**Extracted data**
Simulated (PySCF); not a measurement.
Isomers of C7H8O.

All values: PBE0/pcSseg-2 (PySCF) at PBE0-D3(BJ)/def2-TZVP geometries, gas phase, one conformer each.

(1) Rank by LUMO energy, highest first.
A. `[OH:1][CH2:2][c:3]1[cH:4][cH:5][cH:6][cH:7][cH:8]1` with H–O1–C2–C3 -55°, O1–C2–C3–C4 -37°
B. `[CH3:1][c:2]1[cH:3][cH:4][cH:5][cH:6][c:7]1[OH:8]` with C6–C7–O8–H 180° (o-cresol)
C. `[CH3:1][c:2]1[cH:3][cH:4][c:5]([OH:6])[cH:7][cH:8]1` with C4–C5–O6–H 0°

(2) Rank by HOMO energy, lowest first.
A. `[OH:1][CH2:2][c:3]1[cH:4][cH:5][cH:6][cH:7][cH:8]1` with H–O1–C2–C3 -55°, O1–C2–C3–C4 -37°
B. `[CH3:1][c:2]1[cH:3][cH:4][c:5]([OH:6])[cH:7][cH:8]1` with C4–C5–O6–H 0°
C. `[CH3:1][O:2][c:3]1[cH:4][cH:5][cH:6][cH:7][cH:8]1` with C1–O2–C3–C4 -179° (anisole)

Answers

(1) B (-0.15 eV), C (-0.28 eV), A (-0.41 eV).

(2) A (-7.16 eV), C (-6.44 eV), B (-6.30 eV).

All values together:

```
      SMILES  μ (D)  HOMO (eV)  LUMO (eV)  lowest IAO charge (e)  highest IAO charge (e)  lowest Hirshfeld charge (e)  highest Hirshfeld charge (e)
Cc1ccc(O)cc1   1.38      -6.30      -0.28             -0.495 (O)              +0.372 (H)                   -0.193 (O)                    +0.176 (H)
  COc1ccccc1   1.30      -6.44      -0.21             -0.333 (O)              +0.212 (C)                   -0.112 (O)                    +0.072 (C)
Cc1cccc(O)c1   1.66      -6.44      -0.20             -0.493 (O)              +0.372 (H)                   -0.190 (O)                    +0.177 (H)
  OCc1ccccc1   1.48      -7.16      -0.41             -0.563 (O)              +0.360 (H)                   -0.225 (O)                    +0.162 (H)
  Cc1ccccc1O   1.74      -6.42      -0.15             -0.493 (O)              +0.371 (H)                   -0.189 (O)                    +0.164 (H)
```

**Task item**
Output exactly the lines of the records from the first through the one bearing "C6–C7–O8–H 180° (o-cresol)", both ends included.

**Written answer**
Simulated (PySCF); not a measurement.
Isomers of C7H8O.

All values: PBE0/pcSseg-2 (PySCF) at PBE0-D3(BJ)/def2-TZVP geometries, gas phase, one conformer each.

(1) Rank by LUMO energy, highest first.
A. `[OH:1][CH2:2][c:3]1[cH:4][cH:5][cH:6][cH:7][cH:8]1` with H–O1–C2–C3 -55°, O1–C2–C3–C4 -37°
B. `[CH3:1][c:2]1[cH:3][cH:4][cH:5][cH:6][c:7]1[OH:8]` with C6–C7–O8–H 180° (o-cresol)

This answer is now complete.